Work task: Every record must come back exactly as given.

^^^^^^^^

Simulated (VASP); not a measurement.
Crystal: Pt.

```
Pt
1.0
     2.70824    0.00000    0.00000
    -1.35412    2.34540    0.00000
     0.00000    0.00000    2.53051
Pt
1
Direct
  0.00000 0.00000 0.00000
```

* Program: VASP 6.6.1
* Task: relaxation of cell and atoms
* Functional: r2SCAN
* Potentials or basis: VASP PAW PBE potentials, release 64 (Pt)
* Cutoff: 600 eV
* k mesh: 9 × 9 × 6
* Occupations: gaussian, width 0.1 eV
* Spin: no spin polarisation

^^^^^^^^

Expected answer:
Simulated (VASP); not a measurement.
Crystal: Pt.

```
Pt
1.0
     2.70824    0.00000    0.00000
    -1.35412    2.34540    0.00000
     0.00000    0.00000    2.53051
Pt
1
Direct
  0.00000 0.00000 0.00000
```

* Program: VASP 6.6.1
* Task: relaxation of cell and atoms
* Functional: r2SCAN
* Potentials or basis: VASP PAW PBE potentials, release 64 (Pt)
* Cutoff: 600 eV
* k mesh: 9 × 9 × 6
* Occupations: gaussian, width 0.1 eV
* Spin: no spin polarisation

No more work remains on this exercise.